Dataset -
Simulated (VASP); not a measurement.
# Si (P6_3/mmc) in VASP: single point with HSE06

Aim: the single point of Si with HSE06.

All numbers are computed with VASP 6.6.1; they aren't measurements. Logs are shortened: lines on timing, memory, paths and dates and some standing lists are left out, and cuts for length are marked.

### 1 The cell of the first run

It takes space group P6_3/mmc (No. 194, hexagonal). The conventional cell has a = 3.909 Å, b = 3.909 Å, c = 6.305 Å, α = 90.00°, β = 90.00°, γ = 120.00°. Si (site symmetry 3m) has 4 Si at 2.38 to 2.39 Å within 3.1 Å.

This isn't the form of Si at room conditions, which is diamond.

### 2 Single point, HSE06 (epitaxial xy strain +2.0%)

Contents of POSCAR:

Activity - Line by line, reproduce the data exactly.

Task solution -
Simulated (VASP); not a measurement.
# Si (P6_3/mmc) in VASP: single point with HSE06

Aim: the single point of Si with HSE06.

All numbers are computed with VASP 6.6.1; they aren't measurements. Logs are shortened: lines on timing, memory, paths and dates and some standing lists are left out, and cuts for length are marked.

### 1 The cell of the first run

It takes space group P6_3/mmc (No. 194, hexagonal). The conventional cell has a = 3.909 Å, b = 3.909 Å, c = 6.305 Å, α = 90.00°, β = 90.00°, γ = 120.00°. Si (site symmetry 3m) has 4 Si at 2.38 to 2.39 Å within 3.1 Å.

This isn't the form of Si at room conditions, which is diamond.

### 2 Single point, HSE06 (epitaxial xy strain +2.0%)

Contents of POSCAR:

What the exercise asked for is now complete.